EXERCISE: Somewhere below are a line with "Basis set: 6-311G**." and a later line with "### Question". Output exactly those lines and all lines between them.

::::::::
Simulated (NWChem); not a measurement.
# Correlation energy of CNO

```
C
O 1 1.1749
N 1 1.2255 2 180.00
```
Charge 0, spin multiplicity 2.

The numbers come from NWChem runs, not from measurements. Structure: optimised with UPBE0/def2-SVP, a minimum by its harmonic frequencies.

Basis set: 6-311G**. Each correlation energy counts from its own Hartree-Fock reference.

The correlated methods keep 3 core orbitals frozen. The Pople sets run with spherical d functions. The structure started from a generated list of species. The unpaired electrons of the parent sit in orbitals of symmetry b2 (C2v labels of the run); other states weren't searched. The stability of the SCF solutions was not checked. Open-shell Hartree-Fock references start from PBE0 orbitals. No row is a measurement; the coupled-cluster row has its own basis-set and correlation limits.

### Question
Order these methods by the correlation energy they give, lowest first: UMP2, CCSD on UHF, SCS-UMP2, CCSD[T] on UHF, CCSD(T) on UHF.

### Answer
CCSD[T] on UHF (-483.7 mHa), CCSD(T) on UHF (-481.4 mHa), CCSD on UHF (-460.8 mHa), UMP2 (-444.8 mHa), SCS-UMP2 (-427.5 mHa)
::::::::

ANSWER BOX:
Basis set: 6-311G**. Each correlation energy counts from its own Hartree-Fock reference.

The correlated methods keep 3 core orbitals frozen. The Pople sets run with spherical d functions. The structure started from a generated list of species. The unpaired electrons of the parent sit in orbitals of symmetry b2 (C2v labels of the run); other states weren't searched. The stability of the SCF solutions was not checked. Open-shell Hartree-Fock references start from PBE0 orbitals. No row is a measurement; the coupled-cluster row has its own basis-set and correlation limits.

### Question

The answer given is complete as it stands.